BEGIN
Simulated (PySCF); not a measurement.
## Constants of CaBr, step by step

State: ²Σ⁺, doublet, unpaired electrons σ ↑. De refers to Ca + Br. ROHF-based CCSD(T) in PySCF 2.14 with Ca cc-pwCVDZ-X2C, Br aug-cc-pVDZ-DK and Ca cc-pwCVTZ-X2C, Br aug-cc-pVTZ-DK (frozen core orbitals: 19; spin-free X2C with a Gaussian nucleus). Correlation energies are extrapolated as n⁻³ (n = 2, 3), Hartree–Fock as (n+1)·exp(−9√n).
END

With every line intact, print the records above again.

Simulated (PySCF); not a measurement.
## Constants of CaBr, step by step

State: ²Σ⁺, doublet, unpaired electrons σ ↑. De refers to Ca + Br. ROHF-based CCSD(T) in PySCF 2.14 with Ca cc-pwCVDZ-X2C, Br aug-cc-pVDZ-DK and Ca cc-pwCVTZ-X2C, Br aug-cc-pVTZ-DK (frozen core orbitals: 19; spin-free X2C with a Gaussian nucleus). Correlation energies are extrapolated as n⁻³ (n = 2, 3), Hartree–Fock as (n+1)·exp(−9√n).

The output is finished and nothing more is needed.